Work request
The records should be restated exactly from their first line through the line with "Problem. Estimate the wall time of this run." in it.

Extracted information
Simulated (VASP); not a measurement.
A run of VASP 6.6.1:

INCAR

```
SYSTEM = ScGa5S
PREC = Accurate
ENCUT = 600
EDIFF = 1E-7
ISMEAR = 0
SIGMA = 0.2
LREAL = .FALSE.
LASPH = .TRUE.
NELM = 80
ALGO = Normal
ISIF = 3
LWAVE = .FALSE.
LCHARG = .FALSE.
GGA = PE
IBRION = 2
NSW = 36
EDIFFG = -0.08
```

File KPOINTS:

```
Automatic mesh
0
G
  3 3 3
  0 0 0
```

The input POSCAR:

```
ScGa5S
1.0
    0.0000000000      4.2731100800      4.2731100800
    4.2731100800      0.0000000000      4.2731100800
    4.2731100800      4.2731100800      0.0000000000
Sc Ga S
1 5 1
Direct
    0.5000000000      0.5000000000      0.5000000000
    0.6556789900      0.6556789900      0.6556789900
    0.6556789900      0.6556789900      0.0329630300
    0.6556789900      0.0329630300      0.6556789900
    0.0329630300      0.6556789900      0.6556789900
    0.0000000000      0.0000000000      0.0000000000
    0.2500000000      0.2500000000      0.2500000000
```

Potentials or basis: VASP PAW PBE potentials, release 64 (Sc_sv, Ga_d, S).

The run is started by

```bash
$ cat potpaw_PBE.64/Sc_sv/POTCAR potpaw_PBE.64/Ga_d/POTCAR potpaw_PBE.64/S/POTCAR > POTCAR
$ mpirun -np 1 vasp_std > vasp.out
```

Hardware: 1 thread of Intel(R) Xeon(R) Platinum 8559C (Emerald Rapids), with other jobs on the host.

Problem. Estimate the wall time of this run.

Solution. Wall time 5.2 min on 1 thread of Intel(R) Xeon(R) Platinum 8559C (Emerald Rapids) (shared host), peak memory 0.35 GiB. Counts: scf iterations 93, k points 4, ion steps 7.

Answer area
Simulated (VASP); not a measurement.
A run of VASP 6.6.1:

INCAR

```
SYSTEM = ScGa5S
PREC = Accurate
ENCUT = 600
EDIFF = 1E-7
ISMEAR = 0
SIGMA = 0.2
LREAL = .FALSE.
LASPH = .TRUE.
NELM = 80
ALGO = Normal
ISIF = 3
LWAVE = .FALSE.
LCHARG = .FALSE.
GGA = PE
IBRION = 2
NSW = 36
EDIFFG = -0.08
```

File KPOINTS:

```
Automatic mesh
0
G
  3 3 3
  0 0 0
```

The input POSCAR:

```
ScGa5S
1.0
    0.0000000000      4.2731100800      4.2731100800
    4.2731100800      0.0000000000      4.2731100800
    4.2731100800      4.2731100800      0.0000000000
Sc Ga S
1 5 1
Direct
    0.5000000000      0.5000000000      0.5000000000
    0.6556789900      0.6556789900      0.6556789900
    0.6556789900      0.6556789900      0.0329630300
    0.6556789900      0.0329630300      0.6556789900
    0.0329630300      0.6556789900      0.6556789900
    0.0000000000      0.0000000000      0.0000000000
    0.2500000000      0.2500000000      0.2500000000
```

Potentials or basis: VASP PAW PBE potentials, release 64 (Sc_sv, Ga_d, S).

The run is started by

```bash
$ cat potpaw_PBE.64/Sc_sv/POTCAR potpaw_PBE.64/Ga_d/POTCAR potpaw_PBE.64/S/POTCAR > POTCAR
$ mpirun -np 1 vasp_std > vasp.out
```

Hardware: 1 thread of Intel(R) Xeon(R) Platinum 8559C (Emerald Rapids), with other jobs on the host.

Problem. Estimate the wall time of this run.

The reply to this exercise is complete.